Given entries section start

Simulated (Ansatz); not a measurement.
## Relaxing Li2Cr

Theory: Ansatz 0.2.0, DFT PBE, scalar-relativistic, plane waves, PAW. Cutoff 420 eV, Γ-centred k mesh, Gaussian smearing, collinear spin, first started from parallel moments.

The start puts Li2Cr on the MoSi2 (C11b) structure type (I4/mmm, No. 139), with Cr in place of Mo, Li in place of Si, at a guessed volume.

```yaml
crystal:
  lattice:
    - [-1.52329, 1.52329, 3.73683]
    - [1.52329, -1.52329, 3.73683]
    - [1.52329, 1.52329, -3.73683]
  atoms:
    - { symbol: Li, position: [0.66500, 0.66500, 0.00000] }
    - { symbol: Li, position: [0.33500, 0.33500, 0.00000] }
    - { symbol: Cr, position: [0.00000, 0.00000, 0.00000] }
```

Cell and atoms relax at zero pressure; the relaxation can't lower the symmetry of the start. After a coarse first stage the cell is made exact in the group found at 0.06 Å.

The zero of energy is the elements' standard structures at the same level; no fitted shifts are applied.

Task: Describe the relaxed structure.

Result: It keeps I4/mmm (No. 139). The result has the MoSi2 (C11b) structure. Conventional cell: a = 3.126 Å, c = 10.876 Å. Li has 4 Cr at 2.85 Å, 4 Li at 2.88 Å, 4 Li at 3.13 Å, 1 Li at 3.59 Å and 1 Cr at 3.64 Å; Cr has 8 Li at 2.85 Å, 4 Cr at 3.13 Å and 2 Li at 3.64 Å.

Given entries section end

● **Required action**: Return only the lines above that run from the opening line through the line containing "Task: Describe the relaxed structure.", exactly as written.

● **Reply**:
Simulated (Ansatz); not a measurement.
## Relaxing Li2Cr

Theory: Ansatz 0.2.0, DFT PBE, scalar-relativistic, plane waves, PAW. Cutoff 420 eV, Γ-centred k mesh, Gaussian smearing, collinear spin, first started from parallel moments.

The start puts Li2Cr on the MoSi2 (C11b) structure type (I4/mmm, No. 139), with Cr in place of Mo, Li in place of Si, at a guessed volume.

```yaml
crystal:
  lattice:
    - [-1.52329, 1.52329, 3.73683]
    - [1.52329, -1.52329, 3.73683]
    - [1.52329, 1.52329, -3.73683]
  atoms:
    - { symbol: Li, position: [0.66500, 0.66500, 0.00000] }
    - { symbol: Li, position: [0.33500, 0.33500, 0.00000] }
    - { symbol: Cr, position: [0.00000, 0.00000, 0.00000] }
```

Cell and atoms relax at zero pressure; the relaxation can't lower the symmetry of the start. After a coarse first stage the cell is made exact in the group found at 0.06 Å.

The zero of energy is the elements' standard structures at the same level; no fitted shifts are applied.

Task: Describe the relaxed structure.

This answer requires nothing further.